┄┄┄┄┄┄

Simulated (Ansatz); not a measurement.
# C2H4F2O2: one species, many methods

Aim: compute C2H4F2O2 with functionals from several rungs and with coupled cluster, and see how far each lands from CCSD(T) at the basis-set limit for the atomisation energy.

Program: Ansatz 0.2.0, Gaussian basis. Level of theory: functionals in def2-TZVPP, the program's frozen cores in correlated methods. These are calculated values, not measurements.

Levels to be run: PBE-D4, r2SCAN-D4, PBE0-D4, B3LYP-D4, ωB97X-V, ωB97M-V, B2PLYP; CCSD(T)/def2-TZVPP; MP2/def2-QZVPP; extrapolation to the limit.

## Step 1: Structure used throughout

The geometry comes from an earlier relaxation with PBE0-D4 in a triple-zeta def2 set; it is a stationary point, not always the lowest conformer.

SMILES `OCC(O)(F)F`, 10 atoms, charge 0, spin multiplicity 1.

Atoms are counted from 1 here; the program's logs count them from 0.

┄┄┄┄┄┄

**WORK ITEM**
Please give an exact copy of the entries above, from the line with "Levels to be" down to the line with "spin multiplicity 1.", inclusive, and nothing else.

**EXPECTED ANSWER**
Levels to be run: PBE-D4, r2SCAN-D4, PBE0-D4, B3LYP-D4, ωB97X-V, ωB97M-V, B2PLYP; CCSD(T)/def2-TZVPP; MP2/def2-QZVPP; extrapolation to the limit.

## Step 1: Structure used throughout

The geometry comes from an earlier relaxation with PBE0-D4 in a triple-zeta def2 set; it is a stationary point, not always the lowest conformer.

SMILES `OCC(O)(F)F`, 10 atoms, charge 0, spin multiplicity 1.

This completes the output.